▸ **RECORD EXTRACTS**
■ ■ ■ ■ ■
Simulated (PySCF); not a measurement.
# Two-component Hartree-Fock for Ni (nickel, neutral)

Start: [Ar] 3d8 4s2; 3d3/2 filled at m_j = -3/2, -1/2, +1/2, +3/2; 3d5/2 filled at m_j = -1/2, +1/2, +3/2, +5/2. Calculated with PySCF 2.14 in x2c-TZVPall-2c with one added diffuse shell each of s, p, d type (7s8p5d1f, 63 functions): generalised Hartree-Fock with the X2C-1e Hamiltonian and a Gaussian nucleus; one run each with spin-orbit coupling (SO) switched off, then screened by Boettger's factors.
■ ■ ■ ■ ■

▸ **WORK REQUEST**
From the first line to the last, transcribe the listing exactly.

▸ **RESULT**
Simulated (PySCF); not a measurement.
# Two-component Hartree-Fock for Ni (nickel, neutral)

Start: [Ar] 3d8 4s2; 3d3/2 filled at m_j = -3/2, -1/2, +1/2, +3/2; 3d5/2 filled at m_j = -1/2, +1/2, +3/2, +5/2. Calculated with PySCF 2.14 in x2c-TZVPall-2c with one added diffuse shell each of s, p, d type (7s8p5d1f, 63 functions): generalised Hartree-Fock with the X2C-1e Hamiltonian and a Gaussian nucleus; one run each with spin-orbit coupling (SO) switched off, then screened by Boettger's factors.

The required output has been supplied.